Record extracts:

------------------------------------------------------------------------

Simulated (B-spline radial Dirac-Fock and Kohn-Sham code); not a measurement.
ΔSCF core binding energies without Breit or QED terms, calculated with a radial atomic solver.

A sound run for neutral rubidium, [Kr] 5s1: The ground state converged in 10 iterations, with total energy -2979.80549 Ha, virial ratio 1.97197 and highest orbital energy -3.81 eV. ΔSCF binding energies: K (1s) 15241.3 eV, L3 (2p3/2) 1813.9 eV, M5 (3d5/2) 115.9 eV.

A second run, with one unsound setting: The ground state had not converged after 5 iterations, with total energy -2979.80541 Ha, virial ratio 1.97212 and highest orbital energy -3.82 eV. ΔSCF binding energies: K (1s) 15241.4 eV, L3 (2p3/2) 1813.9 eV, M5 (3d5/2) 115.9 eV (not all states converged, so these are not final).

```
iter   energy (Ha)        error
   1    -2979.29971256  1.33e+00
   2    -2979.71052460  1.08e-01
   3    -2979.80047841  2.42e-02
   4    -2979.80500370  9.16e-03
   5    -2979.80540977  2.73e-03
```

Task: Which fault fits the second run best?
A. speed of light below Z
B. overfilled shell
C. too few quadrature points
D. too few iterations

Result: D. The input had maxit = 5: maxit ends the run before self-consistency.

------------------------------------------------------------------------

Assigned task: What is needed is an exact copy of the entries from their first line down to the line with "D. too few iterations", that line included, and nothing beyond it.

Written reply:
Simulated (B-spline radial Dirac-Fock and Kohn-Sham code); not a measurement.
ΔSCF core binding energies without Breit or QED terms, calculated with a radial atomic solver.

A sound run for neutral rubidium, [Kr] 5s1: The ground state converged in 10 iterations, with total energy -2979.80549 Ha, virial ratio 1.97197 and highest orbital energy -3.81 eV. ΔSCF binding energies: K (1s) 15241.3 eV, L3 (2p3/2) 1813.9 eV, M5 (3d5/2) 115.9 eV.

A second run, with one unsound setting: The ground state had not converged after 5 iterations, with total energy -2979.80541 Ha, virial ratio 1.97212 and highest orbital energy -3.82 eV. ΔSCF binding energies: K (1s) 15241.4 eV, L3 (2p3/2) 1813.9 eV, M5 (3d5/2) 115.9 eV (not all states converged, so these are not final).

```
iter   energy (Ha)        error
   1    -2979.29971256  1.33e+00
   2    -2979.71052460  1.08e-01
   3    -2979.80047841  2.42e-02
   4    -2979.80500370  9.16e-03
   5    -2979.80540977  2.73e-03
```

Task: Which fault fits the second run best?
A. speed of light below Z
B. overfilled shell
C. too few quadrature points
D. too few iterations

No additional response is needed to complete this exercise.